____________________

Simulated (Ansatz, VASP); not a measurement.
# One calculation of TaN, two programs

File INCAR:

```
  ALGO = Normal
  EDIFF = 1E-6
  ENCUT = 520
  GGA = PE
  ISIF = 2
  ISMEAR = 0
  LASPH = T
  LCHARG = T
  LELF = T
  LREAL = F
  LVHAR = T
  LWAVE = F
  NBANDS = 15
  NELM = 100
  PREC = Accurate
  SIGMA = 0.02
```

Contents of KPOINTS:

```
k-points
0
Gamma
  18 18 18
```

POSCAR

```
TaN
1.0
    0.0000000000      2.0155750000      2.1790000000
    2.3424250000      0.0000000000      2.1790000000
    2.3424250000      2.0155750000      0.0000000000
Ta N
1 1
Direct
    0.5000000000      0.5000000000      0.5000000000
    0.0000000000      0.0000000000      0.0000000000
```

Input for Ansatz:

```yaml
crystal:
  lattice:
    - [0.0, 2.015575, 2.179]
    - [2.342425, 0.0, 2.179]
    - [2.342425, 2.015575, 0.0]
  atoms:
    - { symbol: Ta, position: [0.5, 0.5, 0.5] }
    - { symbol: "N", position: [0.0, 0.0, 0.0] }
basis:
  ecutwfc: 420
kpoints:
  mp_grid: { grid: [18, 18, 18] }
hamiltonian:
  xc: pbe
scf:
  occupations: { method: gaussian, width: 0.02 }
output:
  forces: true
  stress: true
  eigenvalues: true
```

____________________

Work instruction:
Write out the full listing, keeping every line exactly as it is.

Exercise response:
Simulated (Ansatz, VASP); not a measurement.
# One calculation of TaN, two programs

File INCAR:

```
  ALGO = Normal
  EDIFF = 1E-6
  ENCUT = 520
  GGA = PE
  ISIF = 2
  ISMEAR = 0
  LASPH = T
  LCHARG = T
  LELF = T
  LREAL = F
  LVHAR = T
  LWAVE = F
  NBANDS = 15
  NELM = 100
  PREC = Accurate
  SIGMA = 0.02
```

Contents of KPOINTS:

```
k-points
0
Gamma
  18 18 18
```

POSCAR

```
TaN
1.0
    0.0000000000      2.0155750000      2.1790000000
    2.3424250000      0.0000000000      2.1790000000
    2.3424250000      2.0155750000      0.0000000000
Ta N
1 1
Direct
    0.5000000000      0.5000000000      0.5000000000
    0.0000000000      0.0000000000      0.0000000000
```

Input for Ansatz:

```yaml
crystal:
  lattice:
    - [0.0, 2.015575, 2.179]
    - [2.342425, 0.0, 2.179]
    - [2.342425, 2.015575, 0.0]
  atoms:
    - { symbol: Ta, position: [0.5, 0.5, 0.5] }
    - { symbol: "N", position: [0.0, 0.0, 0.0] }
basis:
  ecutwfc: 420
kpoints:
  mp_grid: { grid: [18, 18, 18] }
hamiltonian:
  xc: pbe
scf:
  occupations: { method: gaussian, width: 0.02 }
output:
  forces: true
  stress: true
  eigenvalues: true
```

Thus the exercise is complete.